> [Provided records]:
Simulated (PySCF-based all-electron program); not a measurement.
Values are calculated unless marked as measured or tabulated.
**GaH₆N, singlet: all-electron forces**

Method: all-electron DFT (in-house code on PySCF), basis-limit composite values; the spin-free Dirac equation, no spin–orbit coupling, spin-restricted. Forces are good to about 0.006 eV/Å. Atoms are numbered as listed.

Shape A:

> [Requirement]: Reproduce the entries above in full and exactly.

> [Expected answer]:
Simulated (PySCF-based all-electron program); not a measurement.
Values are calculated unless marked as measured or tabulated.
**GaH₆N, singlet: all-electron forces**

Method: all-electron DFT (in-house code on PySCF), basis-limit composite values; the spin-free Dirac equation, no spin–orbit coupling, spin-restricted. Forces are good to about 0.006 eV/Å. Atoms are numbered as listed.

Shape A:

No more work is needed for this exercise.